[Opening Extracted information section]

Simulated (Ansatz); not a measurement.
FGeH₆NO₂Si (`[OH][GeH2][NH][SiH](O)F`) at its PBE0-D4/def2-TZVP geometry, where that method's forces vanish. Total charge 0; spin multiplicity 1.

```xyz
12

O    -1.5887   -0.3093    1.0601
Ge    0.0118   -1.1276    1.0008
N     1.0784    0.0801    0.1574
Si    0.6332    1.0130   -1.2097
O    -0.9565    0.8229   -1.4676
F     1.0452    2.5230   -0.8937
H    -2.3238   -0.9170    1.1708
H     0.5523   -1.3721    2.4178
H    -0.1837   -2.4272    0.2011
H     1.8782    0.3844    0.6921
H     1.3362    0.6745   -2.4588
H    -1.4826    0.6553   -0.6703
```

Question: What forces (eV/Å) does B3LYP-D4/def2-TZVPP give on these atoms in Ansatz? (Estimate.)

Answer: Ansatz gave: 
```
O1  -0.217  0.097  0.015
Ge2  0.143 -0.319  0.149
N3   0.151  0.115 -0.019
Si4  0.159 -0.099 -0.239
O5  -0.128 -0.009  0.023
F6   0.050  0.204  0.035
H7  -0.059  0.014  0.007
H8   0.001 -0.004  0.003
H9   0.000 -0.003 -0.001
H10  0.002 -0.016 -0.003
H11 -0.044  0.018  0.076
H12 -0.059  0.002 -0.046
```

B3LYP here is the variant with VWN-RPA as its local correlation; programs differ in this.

[Closing Extracted information section]

## [Exercise]
The material shown above must be written out again in full, exactly as it reads.

## [Answer area]
Simulated (Ansatz); not a measurement.
FGeH₆NO₂Si (`[OH][GeH2][NH][SiH](O)F`) at its PBE0-D4/def2-TZVP geometry, where that method's forces vanish. Total charge 0; spin multiplicity 1.

```xyz
12

O    -1.5887   -0.3093    1.0601
Ge    0.0118   -1.1276    1.0008
N     1.0784    0.0801    0.1574
Si    0.6332    1.0130   -1.2097
O    -0.9565    0.8229   -1.4676
F     1.0452    2.5230   -0.8937
H    -2.3238   -0.9170    1.1708
H     0.5523   -1.3721    2.4178
H    -0.1837   -2.4272    0.2011
H     1.8782    0.3844    0.6921
H     1.3362    0.6745   -2.4588
H    -1.4826    0.6553   -0.6703
```

Question: What forces (eV/Å) does B3LYP-D4/def2-TZVPP give on these atoms in Ansatz? (Estimate.)

Answer: Ansatz gave: 
```
O1  -0.217  0.097  0.015
Ge2  0.143 -0.319  0.149
N3   0.151  0.115 -0.019
Si4  0.159 -0.099 -0.239
O5  -0.128 -0.009  0.023
F6   0.050  0.204  0.035
H7  -0.059  0.014  0.007
H8   0.001 -0.004  0.003
H9   0.000 -0.003 -0.001
H10  0.002 -0.016 -0.003
H11 -0.044  0.018  0.076
H12 -0.059  0.002 -0.046
```

B3LYP here is the variant with VWN-RPA as its local correlation; programs differ in this.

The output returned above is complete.